**Available data:**
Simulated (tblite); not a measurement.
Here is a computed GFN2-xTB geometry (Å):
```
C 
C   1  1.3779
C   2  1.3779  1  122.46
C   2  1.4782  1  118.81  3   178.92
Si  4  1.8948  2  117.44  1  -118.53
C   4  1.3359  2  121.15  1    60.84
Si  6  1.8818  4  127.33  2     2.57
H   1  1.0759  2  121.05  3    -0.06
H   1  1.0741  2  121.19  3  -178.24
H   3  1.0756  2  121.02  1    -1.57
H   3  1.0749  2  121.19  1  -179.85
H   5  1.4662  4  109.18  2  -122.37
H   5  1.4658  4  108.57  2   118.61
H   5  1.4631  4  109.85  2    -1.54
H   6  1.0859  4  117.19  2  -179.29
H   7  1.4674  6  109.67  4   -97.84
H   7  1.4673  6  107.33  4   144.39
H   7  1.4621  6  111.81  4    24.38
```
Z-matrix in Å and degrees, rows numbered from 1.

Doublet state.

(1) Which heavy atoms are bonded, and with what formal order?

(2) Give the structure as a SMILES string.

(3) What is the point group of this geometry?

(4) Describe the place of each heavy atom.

**Brief:** An exact repeat of the whole listing above is needed; write it out now.

**Response box:**
Simulated (tblite); not a measurement.
Here is a computed GFN2-xTB geometry (Å):
```
C 
C   1  1.3779
C   2  1.3779  1  122.46
C   2  1.4782  1  118.81  3   178.92
Si  4  1.8948  2  117.44  1  -118.53
C   4  1.3359  2  121.15  1    60.84
Si  6  1.8818  4  127.33  2     2.57
H   1  1.0759  2  121.05  3    -0.06
H   1  1.0741  2  121.19  3  -178.24
H   3  1.0756  2  121.02  1    -1.57
H   3  1.0749  2  121.19  1  -179.85
H   5  1.4662  4  109.18  2  -122.37
H   5  1.4658  4  108.57  2   118.61
H   5  1.4631  4  109.85  2    -1.54
H   6  1.0859  4  117.19  2  -179.29
H   7  1.4674  6  109.67  4   -97.84
H   7  1.4673  6  107.33  4   144.39
H   7  1.4621  6  111.81  4    24.38
```
Z-matrix in Å and degrees, rows numbered from 1.

Doublet state.

(1) Which heavy atoms are bonded, and with what formal order?

(2) Give the structure as a SMILES string.

(3) What is the point group of this geometry?

(4) Describe the place of each heavy atom.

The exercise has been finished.